> **WORK REQUEST**
Among the lines below, copy exactly those from the one with "Potentials or basis: VASP" through the one with "How long does it take, and how much memory?", counting both ends.

══════

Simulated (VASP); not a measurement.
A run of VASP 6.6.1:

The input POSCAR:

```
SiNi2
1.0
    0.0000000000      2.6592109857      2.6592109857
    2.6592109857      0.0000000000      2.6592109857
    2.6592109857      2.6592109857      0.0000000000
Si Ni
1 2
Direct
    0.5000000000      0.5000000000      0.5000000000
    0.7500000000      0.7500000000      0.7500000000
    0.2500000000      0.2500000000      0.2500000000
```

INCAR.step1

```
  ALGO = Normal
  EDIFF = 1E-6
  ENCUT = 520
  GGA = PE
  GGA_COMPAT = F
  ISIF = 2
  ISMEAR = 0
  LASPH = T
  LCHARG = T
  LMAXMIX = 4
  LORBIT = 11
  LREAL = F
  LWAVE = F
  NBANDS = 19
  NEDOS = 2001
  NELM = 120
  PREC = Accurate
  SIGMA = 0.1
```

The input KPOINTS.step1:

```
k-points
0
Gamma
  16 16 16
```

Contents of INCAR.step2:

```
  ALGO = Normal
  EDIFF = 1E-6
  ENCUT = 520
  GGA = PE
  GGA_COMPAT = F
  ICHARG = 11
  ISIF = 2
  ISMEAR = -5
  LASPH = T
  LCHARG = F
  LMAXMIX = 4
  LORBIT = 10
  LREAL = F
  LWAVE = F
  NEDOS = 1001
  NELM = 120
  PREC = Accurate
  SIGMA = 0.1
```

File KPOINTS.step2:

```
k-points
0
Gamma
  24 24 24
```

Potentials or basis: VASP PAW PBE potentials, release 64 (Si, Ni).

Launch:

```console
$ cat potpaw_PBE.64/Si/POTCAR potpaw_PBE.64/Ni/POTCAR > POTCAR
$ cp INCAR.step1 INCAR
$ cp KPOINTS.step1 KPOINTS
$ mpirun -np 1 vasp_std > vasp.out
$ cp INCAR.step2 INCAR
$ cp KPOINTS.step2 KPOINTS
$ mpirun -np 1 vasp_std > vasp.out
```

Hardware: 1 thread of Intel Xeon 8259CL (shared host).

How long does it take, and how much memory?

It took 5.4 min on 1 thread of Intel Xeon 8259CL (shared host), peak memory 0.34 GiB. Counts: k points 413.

══════

> **WRITTEN REPLY**
Potentials or basis: VASP PAW PBE potentials, release 64 (Si, Ni).

Launch:

```console
$ cat potpaw_PBE.64/Si/POTCAR potpaw_PBE.64/Ni/POTCAR > POTCAR
$ cp INCAR.step1 INCAR
$ cp KPOINTS.step1 KPOINTS
$ mpirun -np 1 vasp_std > vasp.out
$ cp INCAR.step2 INCAR
$ cp KPOINTS.step2 KPOINTS
$ mpirun -np 1 vasp_std > vasp.out
```

Hardware: 1 thread of Intel Xeon 8259CL (shared host).

How long does it take, and how much memory?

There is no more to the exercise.